* _EXCERPTED RECORDS_
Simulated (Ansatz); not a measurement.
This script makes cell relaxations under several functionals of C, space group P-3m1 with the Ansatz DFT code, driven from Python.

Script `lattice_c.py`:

* _WORK TASK_
All of the material above needs to be transcribed verbatim.

* _EXERCISE ANSWER_
Simulated (Ansatz); not a measurement.
This script makes cell relaxations under several functionals of C, space group P-3m1 with the Ansatz DFT code, driven from Python.

Script `lattice_c.py`:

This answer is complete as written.